◆ Assignment
Write out, unaltered, each line from the top of the records below down to the line where "- Pressure: 2.5 GPa" appears, that line included.

+++++

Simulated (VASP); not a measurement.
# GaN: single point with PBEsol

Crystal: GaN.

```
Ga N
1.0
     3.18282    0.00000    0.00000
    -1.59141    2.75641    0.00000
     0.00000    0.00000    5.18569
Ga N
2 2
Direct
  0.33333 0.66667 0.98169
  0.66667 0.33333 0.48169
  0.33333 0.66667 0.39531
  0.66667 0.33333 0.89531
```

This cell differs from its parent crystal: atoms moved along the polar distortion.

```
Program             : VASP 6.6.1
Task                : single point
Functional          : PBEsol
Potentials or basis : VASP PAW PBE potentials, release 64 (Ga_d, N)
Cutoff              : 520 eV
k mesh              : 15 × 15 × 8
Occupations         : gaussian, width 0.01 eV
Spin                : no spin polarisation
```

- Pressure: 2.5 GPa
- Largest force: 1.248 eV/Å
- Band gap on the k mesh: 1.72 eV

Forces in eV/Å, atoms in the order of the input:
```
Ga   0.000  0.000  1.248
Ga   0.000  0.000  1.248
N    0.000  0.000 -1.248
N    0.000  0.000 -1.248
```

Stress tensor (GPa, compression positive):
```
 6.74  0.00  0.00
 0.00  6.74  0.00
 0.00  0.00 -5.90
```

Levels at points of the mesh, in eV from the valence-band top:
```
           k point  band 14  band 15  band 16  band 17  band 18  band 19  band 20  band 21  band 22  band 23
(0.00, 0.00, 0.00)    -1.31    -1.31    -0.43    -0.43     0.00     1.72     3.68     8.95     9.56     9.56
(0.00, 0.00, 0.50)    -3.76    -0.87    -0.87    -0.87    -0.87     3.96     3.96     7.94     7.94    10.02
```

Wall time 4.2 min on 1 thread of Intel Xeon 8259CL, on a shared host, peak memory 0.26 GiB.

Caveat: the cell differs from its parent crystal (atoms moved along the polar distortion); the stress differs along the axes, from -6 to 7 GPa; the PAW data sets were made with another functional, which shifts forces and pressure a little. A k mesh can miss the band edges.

+++++

◆ Task solution
Simulated (VASP); not a measurement.
# GaN: single point with PBEsol

Crystal: GaN.

```
Ga N
1.0
     3.18282    0.00000    0.00000
    -1.59141    2.75641    0.00000
     0.00000    0.00000    5.18569
Ga N
2 2
Direct
  0.33333 0.66667 0.98169
  0.66667 0.33333 0.48169
  0.33333 0.66667 0.39531
  0.66667 0.33333 0.89531
```

This cell differs from its parent crystal: atoms moved along the polar distortion.

```
Program             : VASP 6.6.1
Task                : single point
Functional          : PBEsol
Potentials or basis : VASP PAW PBE potentials, release 64 (Ga_d, N)
Cutoff              : 520 eV
k mesh              : 15 × 15 × 8
Occupations         : gaussian, width 0.01 eV
Spin                : no spin polarisation
```

- Pressure: 2.5 GPa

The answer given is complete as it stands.